* WORK ORDER *
Can you restate the lines of the entries below, word for word, from the first one through the line that includes "at what energy?**"?

◆ ◆ ◆ ◆ ◆
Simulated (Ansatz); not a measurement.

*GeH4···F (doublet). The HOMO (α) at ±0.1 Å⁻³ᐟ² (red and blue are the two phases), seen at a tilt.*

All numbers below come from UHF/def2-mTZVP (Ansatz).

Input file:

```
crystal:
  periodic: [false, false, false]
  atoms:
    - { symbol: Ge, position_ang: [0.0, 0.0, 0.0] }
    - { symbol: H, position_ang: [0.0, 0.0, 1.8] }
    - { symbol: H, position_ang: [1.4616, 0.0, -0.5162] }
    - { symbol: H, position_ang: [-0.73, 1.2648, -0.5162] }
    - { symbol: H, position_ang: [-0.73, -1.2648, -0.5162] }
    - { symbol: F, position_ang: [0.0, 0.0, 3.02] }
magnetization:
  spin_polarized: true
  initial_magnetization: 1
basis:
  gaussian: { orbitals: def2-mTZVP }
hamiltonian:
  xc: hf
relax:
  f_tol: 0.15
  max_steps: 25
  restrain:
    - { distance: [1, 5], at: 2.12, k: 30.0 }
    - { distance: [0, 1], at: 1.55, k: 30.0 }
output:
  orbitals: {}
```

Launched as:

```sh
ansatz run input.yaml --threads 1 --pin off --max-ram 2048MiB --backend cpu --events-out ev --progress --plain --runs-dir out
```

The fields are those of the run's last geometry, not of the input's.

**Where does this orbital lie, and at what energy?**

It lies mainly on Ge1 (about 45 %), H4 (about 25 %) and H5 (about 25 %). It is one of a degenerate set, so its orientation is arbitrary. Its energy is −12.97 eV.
◆ ◆ ◆ ◆ ◆

* WORKED SOLUTION *
Simulated (Ansatz); not a measurement.

*GeH4···F (doublet). The HOMO (α) at ±0.1 Å⁻³ᐟ² (red and blue are the two phases), seen at a tilt.*

All numbers below come from UHF/def2-mTZVP (Ansatz).

Input file:

```
crystal:
  periodic: [false, false, false]
  atoms:
    - { symbol: Ge, position_ang: [0.0, 0.0, 0.0] }
    - { symbol: H, position_ang: [0.0, 0.0, 1.8] }
    - { symbol: H, position_ang: [1.4616, 0.0, -0.5162] }
    - { symbol: H, position_ang: [-0.73, 1.2648, -0.5162] }
    - { symbol: H, position_ang: [-0.73, -1.2648, -0.5162] }
    - { symbol: F, position_ang: [0.0, 0.0, 3.02] }
magnetization:
  spin_polarized: true
  initial_magnetization: 1
basis:
  gaussian: { orbitals: def2-mTZVP }
hamiltonian:
  xc: hf
relax:
  f_tol: 0.15
  max_steps: 25
  restrain:
    - { distance: [1, 5], at: 2.12, k: 30.0 }
    - { distance: [0, 1], at: 1.55, k: 30.0 }
output:
  orbitals: {}
```

Launched as:

```sh
ansatz run input.yaml --threads 1 --pin off --max-ram 2048MiB --backend cpu --events-out ev --progress --plain --runs-dir out
```

The fields are those of the run's last geometry, not of the input's.

**Where does this orbital lie, and at what energy?**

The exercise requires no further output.